▶ [ACTION ITEM]:
Set down every entry again exactly as it stands below.

╭─ INFORMATION SHOWN
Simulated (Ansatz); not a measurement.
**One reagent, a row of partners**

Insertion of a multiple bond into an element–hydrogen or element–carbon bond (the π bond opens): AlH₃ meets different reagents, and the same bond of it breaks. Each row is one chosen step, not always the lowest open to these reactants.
╰─

▶ [EXPECTED ANSWER]:
Simulated (Ansatz); not a measurement.
**One reagent, a row of partners**

Insertion of a multiple bond into an element–hydrogen or element–carbon bond (the π bond opens): AlH₃ meets different reagents, and the same bond of it breaks. Each row is one chosen step, not always the lowest open to these reactants.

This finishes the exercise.